- Work task -
Below are some records. Return exactly the lines from the one with "Alike in both" to the one with "waves, PAW |", and nothing else.

************

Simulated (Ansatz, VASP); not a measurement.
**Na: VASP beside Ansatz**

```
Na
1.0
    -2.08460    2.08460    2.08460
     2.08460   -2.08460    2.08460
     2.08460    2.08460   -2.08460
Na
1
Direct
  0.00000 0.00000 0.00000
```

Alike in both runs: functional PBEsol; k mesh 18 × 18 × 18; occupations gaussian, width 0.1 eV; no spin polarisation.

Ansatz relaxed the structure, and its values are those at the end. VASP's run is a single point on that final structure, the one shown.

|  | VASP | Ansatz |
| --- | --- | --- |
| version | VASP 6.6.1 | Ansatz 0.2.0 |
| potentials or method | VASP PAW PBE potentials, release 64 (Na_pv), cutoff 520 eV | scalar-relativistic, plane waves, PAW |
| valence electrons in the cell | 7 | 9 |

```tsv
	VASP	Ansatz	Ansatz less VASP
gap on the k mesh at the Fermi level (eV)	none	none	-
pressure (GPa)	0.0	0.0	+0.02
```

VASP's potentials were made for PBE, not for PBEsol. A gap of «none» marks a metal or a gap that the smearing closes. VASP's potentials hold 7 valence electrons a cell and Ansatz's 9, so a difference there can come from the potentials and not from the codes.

************

- Written response -
Alike in both runs: functional PBEsol; k mesh 18 × 18 × 18; occupations gaussian, width 0.1 eV; no spin polarisation.

Ansatz relaxed the structure, and its values are those at the end. VASP's run is a single point on that final structure, the one shown.

|  | VASP | Ansatz |
| --- | --- | --- |
| version | VASP 6.6.1 | Ansatz 0.2.0 |
| potentials or method | VASP PAW PBE potentials, release 64 (Na_pv), cutoff 520 eV | scalar-relativistic, plane waves, PAW |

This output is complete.